Exercise
Could you set down exactly the lines of the data below, starting at the one that holds "VASP | Ansatz |" and ending at the one that holds "(GPa) | -0.90 |", both included, and only those?

Dataset records
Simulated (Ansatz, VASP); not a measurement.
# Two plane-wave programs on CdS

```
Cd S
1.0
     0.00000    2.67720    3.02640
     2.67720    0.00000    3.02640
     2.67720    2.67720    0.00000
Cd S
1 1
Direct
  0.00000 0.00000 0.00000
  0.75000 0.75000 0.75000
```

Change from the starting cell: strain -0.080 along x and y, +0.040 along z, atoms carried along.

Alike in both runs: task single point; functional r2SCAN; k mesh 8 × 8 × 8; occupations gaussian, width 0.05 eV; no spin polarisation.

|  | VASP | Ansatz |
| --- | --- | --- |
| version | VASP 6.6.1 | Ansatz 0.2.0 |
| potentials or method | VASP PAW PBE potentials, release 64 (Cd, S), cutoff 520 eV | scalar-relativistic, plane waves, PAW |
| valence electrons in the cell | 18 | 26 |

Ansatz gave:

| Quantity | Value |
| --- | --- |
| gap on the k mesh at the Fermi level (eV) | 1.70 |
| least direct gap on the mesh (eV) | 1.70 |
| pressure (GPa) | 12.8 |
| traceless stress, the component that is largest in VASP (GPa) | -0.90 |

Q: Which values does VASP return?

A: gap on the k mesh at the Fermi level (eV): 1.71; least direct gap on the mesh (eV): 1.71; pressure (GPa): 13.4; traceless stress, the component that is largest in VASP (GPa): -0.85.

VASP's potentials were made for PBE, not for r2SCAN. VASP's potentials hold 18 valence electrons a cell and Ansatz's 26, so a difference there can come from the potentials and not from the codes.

Exercise answer
|  | VASP | Ansatz |
| --- | --- | --- |
| version | VASP 6.6.1 | Ansatz 0.2.0 |
| potentials or method | VASP PAW PBE potentials, release 64 (Cd, S), cutoff 520 eV | scalar-relativistic, plane waves, PAW |
| valence electrons in the cell | 18 | 26 |

Ansatz gave:

| Quantity | Value |
| --- | --- |
| gap on the k mesh at the Fermi level (eV) | 1.70 |
| least direct gap on the mesh (eV) | 1.70 |
| pressure (GPa) | 12.8 |
| traceless stress, the component that is largest in VASP (GPa) | -0.90 |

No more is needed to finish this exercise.